-----

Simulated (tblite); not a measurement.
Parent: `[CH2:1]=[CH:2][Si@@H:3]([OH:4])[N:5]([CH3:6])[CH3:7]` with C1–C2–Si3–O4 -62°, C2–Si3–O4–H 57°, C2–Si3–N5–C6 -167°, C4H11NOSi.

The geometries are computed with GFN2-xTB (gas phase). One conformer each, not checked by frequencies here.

-----

* Work request *
The full listing above needs to be transcribed exactly.

* Exercise solution *
Simulated (tblite); not a measurement.
Parent: `[CH2:1]=[CH:2][Si@@H:3]([OH:4])[N:5]([CH3:6])[CH3:7]` with C1–C2–Si3–O4 -62°, C2–Si3–O4–H 57°, C2–Si3–N5–C6 -167°, C4H11NOSi.

The geometries are computed with GFN2-xTB (gas phase). One conformer each, not checked by frequencies here.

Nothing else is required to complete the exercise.